## RECORDS SHOWN
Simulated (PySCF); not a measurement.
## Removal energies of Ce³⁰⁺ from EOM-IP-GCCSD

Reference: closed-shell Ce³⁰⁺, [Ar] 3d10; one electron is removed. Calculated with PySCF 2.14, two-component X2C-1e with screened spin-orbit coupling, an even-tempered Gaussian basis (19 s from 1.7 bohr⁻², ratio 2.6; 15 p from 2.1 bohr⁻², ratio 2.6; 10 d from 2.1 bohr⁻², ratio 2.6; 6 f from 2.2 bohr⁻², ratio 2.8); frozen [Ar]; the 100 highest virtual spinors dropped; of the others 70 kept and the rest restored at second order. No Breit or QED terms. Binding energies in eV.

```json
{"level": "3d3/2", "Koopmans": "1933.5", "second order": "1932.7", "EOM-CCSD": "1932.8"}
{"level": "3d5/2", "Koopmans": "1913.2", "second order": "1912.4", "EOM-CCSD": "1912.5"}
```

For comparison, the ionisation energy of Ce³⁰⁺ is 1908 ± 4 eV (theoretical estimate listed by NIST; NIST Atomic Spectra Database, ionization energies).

## WORK ORDER
The full set of entries must be printed again without any alteration.

## TASK SOLUTION
Simulated (PySCF); not a measurement.
## Removal energies of Ce³⁰⁺ from EOM-IP-GCCSD

Reference: closed-shell Ce³⁰⁺, [Ar] 3d10; one electron is removed. Calculated with PySCF 2.14, two-component X2C-1e with screened spin-orbit coupling, an even-tempered Gaussian basis (19 s from 1.7 bohr⁻², ratio 2.6; 15 p from 2.1 bohr⁻², ratio 2.6; 10 d from 2.1 bohr⁻², ratio 2.6; 6 f from 2.2 bohr⁻², ratio 2.8); frozen [Ar]; the 100 highest virtual spinors dropped; of the others 70 kept and the rest restored at second order. No Breit or QED terms. Binding energies in eV.

```json
{"level": "3d3/2", "Koopmans": "1933.5", "second order": "1932.7", "EOM-CCSD": "1932.8"}
{"level": "3d5/2", "Koopmans": "1913.2", "second order": "1912.4", "EOM-CCSD": "1912.5"}
```

For comparison, the ionisation energy of Ce³⁰⁺ is 1908 ± 4 eV (theoretical estimate listed by NIST; NIST Atomic Spectra Database, ionization energies).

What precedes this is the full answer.